● Activity
The whole listing must be returned exactly, with no line missing.

*** Opening of Data supplied ***

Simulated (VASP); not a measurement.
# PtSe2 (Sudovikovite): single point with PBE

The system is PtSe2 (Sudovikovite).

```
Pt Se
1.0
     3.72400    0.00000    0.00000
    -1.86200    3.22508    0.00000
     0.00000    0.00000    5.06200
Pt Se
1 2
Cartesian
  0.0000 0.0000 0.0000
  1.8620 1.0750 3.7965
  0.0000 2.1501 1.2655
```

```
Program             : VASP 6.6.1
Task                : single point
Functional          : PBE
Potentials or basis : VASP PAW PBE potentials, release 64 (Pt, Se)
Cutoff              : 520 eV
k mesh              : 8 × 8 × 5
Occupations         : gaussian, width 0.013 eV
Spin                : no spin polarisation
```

*** Close of Data supplied ***

● Your solution
Simulated (VASP); not a measurement.
# PtSe2 (Sudovikovite): single point with PBE

The system is PtSe2 (Sudovikovite).

```
Pt Se
1.0
     3.72400    0.00000    0.00000
    -1.86200    3.22508    0.00000
     0.00000    0.00000    5.06200
Pt Se
1 2
Cartesian
  0.0000 0.0000 0.0000
  1.8620 1.0750 3.7965
  0.0000 2.1501 1.2655
```

```
Program             : VASP 6.6.1
Task                : single point
Functional          : PBE
Potentials or basis : VASP PAW PBE potentials, release 64 (Pt, Se)
Cutoff              : 520 eV
k mesh              : 8 × 8 × 5
Occupations         : gaussian, width 0.013 eV
Spin                : no spin polarisation
```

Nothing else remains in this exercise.